Every line of the data is to be transcribed without error.

◆ ◆ ◆ ◆ ◆ ◆ ◆

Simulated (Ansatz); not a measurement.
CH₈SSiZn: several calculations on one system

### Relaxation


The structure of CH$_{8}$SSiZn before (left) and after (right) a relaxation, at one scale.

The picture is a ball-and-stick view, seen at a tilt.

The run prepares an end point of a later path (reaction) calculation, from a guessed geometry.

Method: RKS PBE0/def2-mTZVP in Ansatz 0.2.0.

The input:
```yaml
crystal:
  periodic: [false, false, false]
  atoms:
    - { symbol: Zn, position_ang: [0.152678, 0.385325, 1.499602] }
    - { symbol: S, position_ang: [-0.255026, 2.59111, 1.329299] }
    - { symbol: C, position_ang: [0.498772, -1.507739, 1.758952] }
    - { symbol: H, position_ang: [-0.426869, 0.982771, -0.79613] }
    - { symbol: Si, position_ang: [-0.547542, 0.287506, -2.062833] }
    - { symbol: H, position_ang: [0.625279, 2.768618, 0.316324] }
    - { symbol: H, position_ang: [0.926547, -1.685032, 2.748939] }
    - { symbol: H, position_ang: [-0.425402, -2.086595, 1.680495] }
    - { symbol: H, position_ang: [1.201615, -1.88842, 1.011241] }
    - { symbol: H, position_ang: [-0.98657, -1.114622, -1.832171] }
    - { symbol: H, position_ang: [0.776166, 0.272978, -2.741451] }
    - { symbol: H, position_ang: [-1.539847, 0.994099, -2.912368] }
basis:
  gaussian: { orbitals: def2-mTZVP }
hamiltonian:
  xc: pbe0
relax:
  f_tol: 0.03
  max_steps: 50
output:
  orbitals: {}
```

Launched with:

◆ ◆ ◆ ◆ ◆ ◆ ◆

• Written answer:
Simulated (Ansatz); not a measurement.
CH₈SSiZn: several calculations on one system

### Relaxation


The structure of CH$_{8}$SSiZn before (left) and after (right) a relaxation, at one scale.

The picture is a ball-and-stick view, seen at a tilt.

The run prepares an end point of a later path (reaction) calculation, from a guessed geometry.

Method: RKS PBE0/def2-mTZVP in Ansatz 0.2.0.

The input:
```yaml
crystal:
  periodic: [false, false, false]
  atoms:
    - { symbol: Zn, position_ang: [0.152678, 0.385325, 1.499602] }
    - { symbol: S, position_ang: [-0.255026, 2.59111, 1.329299] }
    - { symbol: C, position_ang: [0.498772, -1.507739, 1.758952] }
    - { symbol: H, position_ang: [-0.426869, 0.982771, -0.79613] }
    - { symbol: Si, position_ang: [-0.547542, 0.287506, -2.062833] }
    - { symbol: H, position_ang: [0.625279, 2.768618, 0.316324] }
    - { symbol: H, position_ang: [0.926547, -1.685032, 2.748939] }
    - { symbol: H, position_ang: [-0.425402, -2.086595, 1.680495] }
    - { symbol: H, position_ang: [1.201615, -1.88842, 1.011241] }
    - { symbol: H, position_ang: [-0.98657, -1.114622, -1.832171] }
    - { symbol: H, position_ang: [0.776166, 0.272978, -2.741451] }
    - { symbol: H, position_ang: [-1.539847, 0.994099, -2.912368] }
basis:
  gaussian: { orbitals: def2-mTZVP }
hamiltonian:
  xc: pbe0
relax:
  f_tol: 0.03
  max_steps: 50
output:
  orbitals: {}
```

Launched with:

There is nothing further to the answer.